Work instruction: Only one portion of the data is to be written out: from the line bearing "Level of theory: Ansatz, RKS" through the line bearing "Limits of the". Write it exactly as it appears.

=== Section Start ===

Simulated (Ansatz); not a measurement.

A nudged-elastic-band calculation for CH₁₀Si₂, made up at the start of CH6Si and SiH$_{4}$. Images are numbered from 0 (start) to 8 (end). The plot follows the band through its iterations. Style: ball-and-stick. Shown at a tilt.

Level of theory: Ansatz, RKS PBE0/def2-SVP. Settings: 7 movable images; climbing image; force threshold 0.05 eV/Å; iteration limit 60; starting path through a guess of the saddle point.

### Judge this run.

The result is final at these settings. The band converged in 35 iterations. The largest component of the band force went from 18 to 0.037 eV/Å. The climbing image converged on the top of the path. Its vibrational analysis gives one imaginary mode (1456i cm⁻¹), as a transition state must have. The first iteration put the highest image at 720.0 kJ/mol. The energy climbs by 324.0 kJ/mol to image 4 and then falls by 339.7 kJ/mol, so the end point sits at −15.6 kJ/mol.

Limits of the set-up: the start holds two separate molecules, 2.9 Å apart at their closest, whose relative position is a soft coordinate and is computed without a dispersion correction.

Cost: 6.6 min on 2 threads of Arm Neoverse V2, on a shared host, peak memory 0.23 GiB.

=== Section End ===

Exercise output:
Level of theory: Ansatz, RKS PBE0/def2-SVP. Settings: 7 movable images; climbing image; force threshold 0.05 eV/Å; iteration limit 60; starting path through a guess of the saddle point.

### Judge this run.

The result is final at these settings. The band converged in 35 iterations. The largest component of the band force went from 18 to 0.037 eV/Å. The climbing image converged on the top of the path. Its vibrational analysis gives one imaginary mode (1456i cm⁻¹), as a transition state must have. The first iteration put the highest image at 720.0 kJ/mol. The energy climbs by 324.0 kJ/mol to image 4 and then falls by 339.7 kJ/mol, so the end point sits at −15.6 kJ/mol.

Limits of the set-up: the start holds two separate molecules, 2.9 Å apart at their closest, whose relative position is a soft coordinate and is computed without a dispersion correction.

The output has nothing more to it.